# Data to examine
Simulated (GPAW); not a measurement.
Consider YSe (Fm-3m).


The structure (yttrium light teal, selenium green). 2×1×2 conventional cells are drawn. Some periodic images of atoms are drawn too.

# Requirement
All of the data above should be reproduced exactly.

# Result
Simulated (GPAW); not a measurement.
Consider YSe (Fm-3m).


The structure (yttrium light teal, selenium green). 2×1×2 conventional cells are drawn. Some periodic images of atoms are drawn too.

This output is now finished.